BEGIN
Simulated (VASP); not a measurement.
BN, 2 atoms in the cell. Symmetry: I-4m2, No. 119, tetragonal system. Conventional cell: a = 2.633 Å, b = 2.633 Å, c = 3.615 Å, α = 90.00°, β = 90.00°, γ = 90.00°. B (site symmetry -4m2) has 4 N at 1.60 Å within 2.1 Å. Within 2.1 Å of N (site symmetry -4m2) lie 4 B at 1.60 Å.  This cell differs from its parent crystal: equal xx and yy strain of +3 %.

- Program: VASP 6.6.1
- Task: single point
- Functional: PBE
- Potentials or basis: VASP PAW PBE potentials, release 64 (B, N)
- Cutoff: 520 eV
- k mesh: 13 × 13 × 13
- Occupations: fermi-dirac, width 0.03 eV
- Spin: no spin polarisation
END

*WORK INSTRUCTION*. Start to finish, transcribe the listing above exactly.

*EXERCISE RESULT*.
Simulated (VASP); not a measurement.
BN, 2 atoms in the cell. Symmetry: I-4m2, No. 119, tetragonal system. Conventional cell: a = 2.633 Å, b = 2.633 Å, c = 3.615 Å, α = 90.00°, β = 90.00°, γ = 90.00°. B (site symmetry -4m2) has 4 N at 1.60 Å within 2.1 Å. Within 2.1 Å of N (site symmetry -4m2) lie 4 B at 1.60 Å.  This cell differs from its parent crystal: equal xx and yy strain of +3 %.

- Program: VASP 6.6.1
- Task: single point
- Functional: PBE
- Potentials or basis: VASP PAW PBE potentials, release 64 (B, N)
- Cutoff: 520 eV
- k mesh: 13 × 13 × 13
- Occupations: fermi-dirac, width 0.03 eV
- Spin: no spin polarisation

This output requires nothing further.